▶ _Required action_: Restate the full set of records exactly, word for word.

================================

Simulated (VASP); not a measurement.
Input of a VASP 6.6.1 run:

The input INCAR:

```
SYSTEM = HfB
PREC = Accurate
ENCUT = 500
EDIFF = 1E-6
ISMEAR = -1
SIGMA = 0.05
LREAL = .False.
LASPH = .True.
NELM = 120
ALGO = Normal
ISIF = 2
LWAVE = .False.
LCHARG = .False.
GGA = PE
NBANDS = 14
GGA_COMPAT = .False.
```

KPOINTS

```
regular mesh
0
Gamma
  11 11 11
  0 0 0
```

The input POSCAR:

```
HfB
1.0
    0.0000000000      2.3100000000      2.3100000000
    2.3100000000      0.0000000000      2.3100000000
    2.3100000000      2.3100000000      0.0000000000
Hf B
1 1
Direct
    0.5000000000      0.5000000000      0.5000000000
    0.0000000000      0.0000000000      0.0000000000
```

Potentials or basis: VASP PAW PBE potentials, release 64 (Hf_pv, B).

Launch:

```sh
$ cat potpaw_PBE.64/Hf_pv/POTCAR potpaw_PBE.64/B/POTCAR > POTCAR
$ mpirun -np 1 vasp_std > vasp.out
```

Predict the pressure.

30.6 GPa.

================================

▶ _Task solution_:
Simulated (VASP); not a measurement.
Input of a VASP 6.6.1 run:

The input INCAR:

```
SYSTEM = HfB
PREC = Accurate
ENCUT = 500
EDIFF = 1E-6
ISMEAR = -1
SIGMA = 0.05
LREAL = .False.
LASPH = .True.
NELM = 120
ALGO = Normal
ISIF = 2
LWAVE = .False.
LCHARG = .False.
GGA = PE
NBANDS = 14
GGA_COMPAT = .False.
```

KPOINTS

```
regular mesh
0
Gamma
  11 11 11
  0 0 0
```

The input POSCAR:

```
HfB
1.0
    0.0000000000      2.3100000000      2.3100000000
    2.3100000000      0.0000000000      2.3100000000
    2.3100000000      2.3100000000      0.0000000000
Hf B
1 1
Direct
    0.5000000000      0.5000000000      0.5000000000
    0.0000000000      0.0000000000      0.0000000000
```

Potentials or basis: VASP PAW PBE potentials, release 64 (Hf_pv, B).

Launch:

```sh
$ cat potpaw_PBE.64/Hf_pv/POTCAR potpaw_PBE.64/B/POTCAR > POTCAR
$ mpirun -np 1 vasp_std > vasp.out
```

Predict the pressure.

30.6 GPa.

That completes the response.